——————————

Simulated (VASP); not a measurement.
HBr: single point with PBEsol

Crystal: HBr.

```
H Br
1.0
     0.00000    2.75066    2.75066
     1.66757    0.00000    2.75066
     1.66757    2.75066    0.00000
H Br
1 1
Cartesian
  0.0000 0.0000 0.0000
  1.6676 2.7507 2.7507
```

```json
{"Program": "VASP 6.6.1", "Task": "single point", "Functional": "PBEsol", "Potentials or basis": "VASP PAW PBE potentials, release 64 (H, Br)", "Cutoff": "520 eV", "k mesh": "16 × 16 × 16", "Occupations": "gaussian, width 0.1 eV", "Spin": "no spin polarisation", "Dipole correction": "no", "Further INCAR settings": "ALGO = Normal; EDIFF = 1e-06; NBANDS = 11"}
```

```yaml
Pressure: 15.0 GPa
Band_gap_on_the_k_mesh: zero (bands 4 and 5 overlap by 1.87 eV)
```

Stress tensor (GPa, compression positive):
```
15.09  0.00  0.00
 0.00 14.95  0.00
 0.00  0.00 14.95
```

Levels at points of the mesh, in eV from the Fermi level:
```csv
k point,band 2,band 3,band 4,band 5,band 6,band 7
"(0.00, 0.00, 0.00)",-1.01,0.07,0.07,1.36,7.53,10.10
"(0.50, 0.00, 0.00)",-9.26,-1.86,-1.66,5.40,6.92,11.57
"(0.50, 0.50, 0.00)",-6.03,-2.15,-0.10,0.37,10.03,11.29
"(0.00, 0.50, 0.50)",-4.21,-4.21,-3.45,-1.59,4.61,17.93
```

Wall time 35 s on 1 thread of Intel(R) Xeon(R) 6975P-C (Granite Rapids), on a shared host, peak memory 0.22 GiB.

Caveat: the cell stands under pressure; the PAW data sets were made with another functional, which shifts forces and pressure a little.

——————————

Work instruction: All lines from the opening of the records through the line where "Wall time 35" occurs are to be output verbatim. No other line belongs in the answer.

Answer box:
Simulated (VASP); not a measurement.
HBr: single point with PBEsol

Crystal: HBr.

```
H Br
1.0
     0.00000    2.75066    2.75066
     1.66757    0.00000    2.75066
     1.66757    2.75066    0.00000
H Br
1 1
Cartesian
  0.0000 0.0000 0.0000
  1.6676 2.7507 2.7507
```

```json
{"Program": "VASP 6.6.1", "Task": "single point", "Functional": "PBEsol", "Potentials or basis": "VASP PAW PBE potentials, release 64 (H, Br)", "Cutoff": "520 eV", "k mesh": "16 × 16 × 16", "Occupations": "gaussian, width 0.1 eV", "Spin": "no spin polarisation", "Dipole correction": "no", "Further INCAR settings": "ALGO = Normal; EDIFF = 1e-06; NBANDS = 11"}
```

```yaml
Pressure: 15.0 GPa
Band_gap_on_the_k_mesh: zero (bands 4 and 5 overlap by 1.87 eV)
```

Stress tensor (GPa, compression positive):
```
15.09  0.00  0.00
 0.00 14.95  0.00
 0.00  0.00 14.95
```

Levels at points of the mesh, in eV from the Fermi level:
```csv
k point,band 2,band 3,band 4,band 5,band 6,band 7
"(0.00, 0.00, 0.00)",-1.01,0.07,0.07,1.36,7.53,10.10
"(0.50, 0.00, 0.00)",-9.26,-1.86,-1.66,5.40,6.92,11.57
"(0.50, 0.50, 0.00)",-6.03,-2.15,-0.10,0.37,10.03,11.29
"(0.00, 0.50, 0.50)",-4.21,-4.21,-3.45,-1.59,4.61,17.93
```

Wall time 35 s on 1 thread of Intel(R) Xeon(R) 6975P-C (Granite Rapids), on a shared host, peak memory 0.22 GiB.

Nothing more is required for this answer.